───

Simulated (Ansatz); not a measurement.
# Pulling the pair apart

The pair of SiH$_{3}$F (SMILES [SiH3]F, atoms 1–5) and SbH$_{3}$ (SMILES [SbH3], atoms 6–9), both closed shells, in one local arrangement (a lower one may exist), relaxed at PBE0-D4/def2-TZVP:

───

Assignment:
The answer should consist of every record above, copied exactly.

Task solution:
Simulated (Ansatz); not a measurement.
# Pulling the pair apart

The pair of SiH$_{3}$F (SMILES [SiH3]F, atoms 1–5) and SbH$_{3}$ (SMILES [SbH3], atoms 6–9), both closed shells, in one local arrangement (a lower one may exist), relaxed at PBE0-D4/def2-TZVP:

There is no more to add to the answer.